===============

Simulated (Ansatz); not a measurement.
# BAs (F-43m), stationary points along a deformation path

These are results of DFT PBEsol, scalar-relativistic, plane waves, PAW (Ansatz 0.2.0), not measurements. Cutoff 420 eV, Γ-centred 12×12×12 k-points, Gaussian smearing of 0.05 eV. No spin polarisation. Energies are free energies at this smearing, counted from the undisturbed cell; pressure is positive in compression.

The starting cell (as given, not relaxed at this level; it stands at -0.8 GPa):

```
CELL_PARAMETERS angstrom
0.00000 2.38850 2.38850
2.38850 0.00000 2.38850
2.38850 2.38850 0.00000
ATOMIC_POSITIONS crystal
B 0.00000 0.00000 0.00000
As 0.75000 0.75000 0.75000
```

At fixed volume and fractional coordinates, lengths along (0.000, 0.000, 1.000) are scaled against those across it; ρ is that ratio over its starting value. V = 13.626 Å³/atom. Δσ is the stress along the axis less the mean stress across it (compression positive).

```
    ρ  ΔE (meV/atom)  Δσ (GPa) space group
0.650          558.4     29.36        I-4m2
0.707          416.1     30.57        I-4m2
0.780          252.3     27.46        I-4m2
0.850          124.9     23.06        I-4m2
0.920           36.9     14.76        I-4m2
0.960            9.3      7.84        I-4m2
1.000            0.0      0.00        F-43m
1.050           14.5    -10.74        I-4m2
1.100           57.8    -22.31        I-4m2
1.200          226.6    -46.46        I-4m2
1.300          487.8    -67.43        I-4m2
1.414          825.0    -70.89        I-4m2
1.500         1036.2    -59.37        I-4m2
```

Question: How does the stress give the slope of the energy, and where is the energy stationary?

===============

(REQUIREMENT): Print the material above verbatim, first line through the line containing "These are results", both included.

(SOLUTION):
Simulated (Ansatz); not a measurement.
# BAs (F-43m), stationary points along a deformation path

These are results of DFT PBEsol, scalar-relativistic, plane waves, PAW (Ansatz 0.2.0), not measurements. Cutoff 420 eV, Γ-centred 12×12×12 k-points, Gaussian smearing of 0.05 eV. No spin polarisation. Energies are free energies at this smearing, counted from the undisturbed cell; pressure is positive in compression.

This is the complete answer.